------------------------------------

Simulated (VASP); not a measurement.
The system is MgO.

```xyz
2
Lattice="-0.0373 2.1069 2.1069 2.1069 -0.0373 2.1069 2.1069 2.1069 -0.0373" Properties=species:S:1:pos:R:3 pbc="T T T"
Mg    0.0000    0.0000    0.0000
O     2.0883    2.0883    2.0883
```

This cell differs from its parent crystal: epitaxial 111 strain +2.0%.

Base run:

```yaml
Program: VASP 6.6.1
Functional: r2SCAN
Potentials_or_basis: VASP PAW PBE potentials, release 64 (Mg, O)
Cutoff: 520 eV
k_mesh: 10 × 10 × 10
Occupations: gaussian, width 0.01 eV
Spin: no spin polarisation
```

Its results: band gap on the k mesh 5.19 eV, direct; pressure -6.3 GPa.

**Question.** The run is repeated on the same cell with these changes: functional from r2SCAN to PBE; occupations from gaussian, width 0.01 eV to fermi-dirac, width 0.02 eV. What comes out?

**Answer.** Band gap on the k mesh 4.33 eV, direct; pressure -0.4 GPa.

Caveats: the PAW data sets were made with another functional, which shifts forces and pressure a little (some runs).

------------------------------------

**WORK TASK**.
Please retype the whole of the material above exactly.

**WRITTEN RESPONSE**.
Simulated (VASP); not a measurement.
The system is MgO.

```xyz
2
Lattice="-0.0373 2.1069 2.1069 2.1069 -0.0373 2.1069 2.1069 2.1069 -0.0373" Properties=species:S:1:pos:R:3 pbc="T T T"
Mg    0.0000    0.0000    0.0000
O     2.0883    2.0883    2.0883
```

This cell differs from its parent crystal: epitaxial 111 strain +2.0%.

Base run:

```yaml
Program: VASP 6.6.1
Functional: r2SCAN
Potentials_or_basis: VASP PAW PBE potentials, release 64 (Mg, O)
Cutoff: 520 eV
k_mesh: 10 × 10 × 10
Occupations: gaussian, width 0.01 eV
Spin: no spin polarisation
```

Its results: band gap on the k mesh 5.19 eV, direct; pressure -6.3 GPa.

**Question.** The run is repeated on the same cell with these changes: functional from r2SCAN to PBE; occupations from gaussian, width 0.01 eV to fermi-dirac, width 0.02 eV. What comes out?

**Answer.** Band gap on the k mesh 4.33 eV, direct; pressure -0.4 GPa.

Caveats: the PAW data sets were made with another functional, which shifts forces and pressure a little (some runs).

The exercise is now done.